--- Provided information Enclosed Below ---
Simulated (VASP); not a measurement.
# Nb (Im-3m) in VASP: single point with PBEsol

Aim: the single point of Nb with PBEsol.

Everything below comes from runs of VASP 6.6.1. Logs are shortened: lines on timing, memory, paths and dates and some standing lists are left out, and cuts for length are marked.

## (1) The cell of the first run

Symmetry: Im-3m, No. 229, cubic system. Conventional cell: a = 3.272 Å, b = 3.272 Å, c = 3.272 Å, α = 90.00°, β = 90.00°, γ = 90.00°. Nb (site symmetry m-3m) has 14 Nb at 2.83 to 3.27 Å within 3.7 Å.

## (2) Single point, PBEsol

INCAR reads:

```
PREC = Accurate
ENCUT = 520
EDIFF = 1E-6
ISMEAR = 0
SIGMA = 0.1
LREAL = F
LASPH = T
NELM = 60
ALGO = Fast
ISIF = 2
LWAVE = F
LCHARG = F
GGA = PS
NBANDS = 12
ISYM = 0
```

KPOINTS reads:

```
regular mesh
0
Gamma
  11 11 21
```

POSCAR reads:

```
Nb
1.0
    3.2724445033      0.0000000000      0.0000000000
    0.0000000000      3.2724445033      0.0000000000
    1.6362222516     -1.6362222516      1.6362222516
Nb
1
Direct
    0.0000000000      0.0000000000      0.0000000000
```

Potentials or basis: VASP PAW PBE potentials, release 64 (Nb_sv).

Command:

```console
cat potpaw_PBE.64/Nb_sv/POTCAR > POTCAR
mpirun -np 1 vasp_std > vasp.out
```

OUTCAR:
--- End of Enclosed Provided information ---

**Exercise:** Only the lines above starting at the one containing "Aim: the single point of Nb with PBEsol." and ending at the one containing "Symmetry: Im-3m, No.", both included, are to be returned, exactly as they read.

**Reply:**
Aim: the single point of Nb with PBEsol.

Everything below comes from runs of VASP 6.6.1. Logs are shortened: lines on timing, memory, paths and dates and some standing lists are left out, and cuts for length are marked.

## (1) The cell of the first run

Symmetry: Im-3m, No. 229, cubic system. Conventional cell: a = 3.272 Å, b = 3.272 Å, c = 3.272 Å, α = 90.00°, β = 90.00°, γ = 90.00°. Nb (site symmetry m-3m) has 14 Nb at 2.83 to 3.27 Å within 3.7 Å.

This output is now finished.